_Assignment_: Print the data that follows again, keeping every line exact.

+++

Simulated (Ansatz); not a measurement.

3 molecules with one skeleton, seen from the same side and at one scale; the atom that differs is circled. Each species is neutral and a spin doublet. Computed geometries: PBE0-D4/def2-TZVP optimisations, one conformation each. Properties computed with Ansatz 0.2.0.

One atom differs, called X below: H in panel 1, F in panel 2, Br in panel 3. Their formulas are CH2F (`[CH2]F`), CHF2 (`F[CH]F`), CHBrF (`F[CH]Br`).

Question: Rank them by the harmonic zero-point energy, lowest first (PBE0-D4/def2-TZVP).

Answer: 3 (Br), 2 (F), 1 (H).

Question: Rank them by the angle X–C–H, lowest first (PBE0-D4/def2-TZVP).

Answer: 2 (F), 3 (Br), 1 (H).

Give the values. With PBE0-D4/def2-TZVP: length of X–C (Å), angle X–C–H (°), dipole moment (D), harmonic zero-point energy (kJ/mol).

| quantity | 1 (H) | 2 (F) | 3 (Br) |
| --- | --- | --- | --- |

+++

_Answer space_:
Simulated (Ansatz); not a measurement.

3 molecules with one skeleton, seen from the same side and at one scale; the atom that differs is circled. Each species is neutral and a spin doublet. Computed geometries: PBE0-D4/def2-TZVP optimisations, one conformation each. Properties computed with Ansatz 0.2.0.

One atom differs, called X below: H in panel 1, F in panel 2, Br in panel 3. Their formulas are CH2F (`[CH2]F`), CHF2 (`F[CH]F`), CHBrF (`F[CH]Br`).

Question: Rank them by the harmonic zero-point energy, lowest first (PBE0-D4/def2-TZVP).

Answer: 3 (Br), 2 (F), 1 (H).

Question: Rank them by the angle X–C–H, lowest first (PBE0-D4/def2-TZVP).

Answer: 2 (F), 3 (Br), 1 (H).

Give the values. With PBE0-D4/def2-TZVP: length of X–C (Å), angle X–C–H (°), dipole moment (D), harmonic zero-point energy (kJ/mol).

| quantity | 1 (H) | 2 (F) | 3 (Br) |
| --- | --- | --- | --- |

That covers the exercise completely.